- **DATASET ENTRIES**
--

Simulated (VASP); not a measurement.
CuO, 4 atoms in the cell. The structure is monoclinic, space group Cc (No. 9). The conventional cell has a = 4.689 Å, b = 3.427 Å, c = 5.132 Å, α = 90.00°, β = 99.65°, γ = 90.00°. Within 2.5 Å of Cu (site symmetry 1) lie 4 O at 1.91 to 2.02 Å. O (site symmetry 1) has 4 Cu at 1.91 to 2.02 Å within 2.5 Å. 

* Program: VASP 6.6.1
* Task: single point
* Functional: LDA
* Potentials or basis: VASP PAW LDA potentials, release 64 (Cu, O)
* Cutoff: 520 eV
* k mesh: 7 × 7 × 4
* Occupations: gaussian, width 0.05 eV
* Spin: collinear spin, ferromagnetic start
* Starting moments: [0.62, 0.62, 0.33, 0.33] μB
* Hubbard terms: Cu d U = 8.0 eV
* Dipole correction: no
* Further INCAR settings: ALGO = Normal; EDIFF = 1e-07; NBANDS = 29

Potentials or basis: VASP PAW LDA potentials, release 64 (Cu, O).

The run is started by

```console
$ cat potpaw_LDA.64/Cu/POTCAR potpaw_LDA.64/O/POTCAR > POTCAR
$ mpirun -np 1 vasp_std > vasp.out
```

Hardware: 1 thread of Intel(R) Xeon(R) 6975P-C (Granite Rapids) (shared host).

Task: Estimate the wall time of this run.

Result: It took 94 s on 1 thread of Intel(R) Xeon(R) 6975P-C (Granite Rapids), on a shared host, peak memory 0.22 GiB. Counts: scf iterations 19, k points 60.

--

- **WORK ORDER**
Look above for the line containing "CuO, 4 atoms". Output from there through the line containing "Task: Estimate the wall time of this run.", exactly and inclusively.

- **RESPONSE AREA**
CuO, 4 atoms in the cell. The structure is monoclinic, space group Cc (No. 9). The conventional cell has a = 4.689 Å, b = 3.427 Å, c = 5.132 Å, α = 90.00°, β = 99.65°, γ = 90.00°. Within 2.5 Å of Cu (site symmetry 1) lie 4 O at 1.91 to 2.02 Å. O (site symmetry 1) has 4 Cu at 1.91 to 2.02 Å within 2.5 Å. 

* Program: VASP 6.6.1
* Task: single point
* Functional: LDA
* Potentials or basis: VASP PAW LDA potentials, release 64 (Cu, O)
* Cutoff: 520 eV
* k mesh: 7 × 7 × 4
* Occupations: gaussian, width 0.05 eV
* Spin: collinear spin, ferromagnetic start
* Starting moments: [0.62, 0.62, 0.33, 0.33] μB
* Hubbard terms: Cu d U = 8.0 eV
* Dipole correction: no
* Further INCAR settings: ALGO = Normal; EDIFF = 1e-07; NBANDS = 29

Potentials or basis: VASP PAW LDA potentials, release 64 (Cu, O).

The run is started by

```console
$ cat potpaw_LDA.64/Cu/POTCAR potpaw_LDA.64/O/POTCAR > POTCAR
$ mpirun -np 1 vasp_std > vasp.out
```

Hardware: 1 thread of Intel(R) Xeon(R) 6975P-C (Granite Rapids) (shared host).

Task: Estimate the wall time of this run.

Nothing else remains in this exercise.